_ _ _ _ _

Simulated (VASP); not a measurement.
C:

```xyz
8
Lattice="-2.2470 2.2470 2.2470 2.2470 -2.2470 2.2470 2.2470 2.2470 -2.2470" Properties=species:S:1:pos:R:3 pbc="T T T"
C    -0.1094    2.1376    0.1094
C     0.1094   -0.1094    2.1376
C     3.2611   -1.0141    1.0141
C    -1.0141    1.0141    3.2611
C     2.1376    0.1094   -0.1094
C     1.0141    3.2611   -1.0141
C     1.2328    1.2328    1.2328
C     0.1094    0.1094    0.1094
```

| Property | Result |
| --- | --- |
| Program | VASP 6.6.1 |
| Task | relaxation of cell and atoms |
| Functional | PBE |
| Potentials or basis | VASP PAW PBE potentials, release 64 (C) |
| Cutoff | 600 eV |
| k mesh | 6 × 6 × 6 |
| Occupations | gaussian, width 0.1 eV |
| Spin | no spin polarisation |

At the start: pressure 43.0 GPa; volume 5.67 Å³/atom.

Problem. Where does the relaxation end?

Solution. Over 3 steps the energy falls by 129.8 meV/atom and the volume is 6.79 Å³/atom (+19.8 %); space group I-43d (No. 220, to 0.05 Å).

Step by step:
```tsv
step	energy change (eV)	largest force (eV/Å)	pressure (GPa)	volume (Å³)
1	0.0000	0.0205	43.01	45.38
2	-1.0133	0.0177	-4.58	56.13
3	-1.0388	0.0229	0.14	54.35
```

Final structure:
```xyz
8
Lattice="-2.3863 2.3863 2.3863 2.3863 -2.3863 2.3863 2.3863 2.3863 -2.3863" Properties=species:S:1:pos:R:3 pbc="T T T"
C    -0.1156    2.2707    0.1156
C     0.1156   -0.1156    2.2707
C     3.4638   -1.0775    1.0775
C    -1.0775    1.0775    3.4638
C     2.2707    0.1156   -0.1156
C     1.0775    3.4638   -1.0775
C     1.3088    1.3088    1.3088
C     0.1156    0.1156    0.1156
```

_ _ _ _ _

## ACTION ITEM
An exact, complete copy of the lines above from the one with "width 0.1 eV |" through the one with "Problem. Where does the relaxation end?" is the whole answer.

## YOUR SOLUTION
| Occupations | gaussian, width 0.1 eV |
| Spin | no spin polarisation |

At the start: pressure 43.0 GPa; volume 5.67 Å³/atom.

Problem. Where does the relaxation end?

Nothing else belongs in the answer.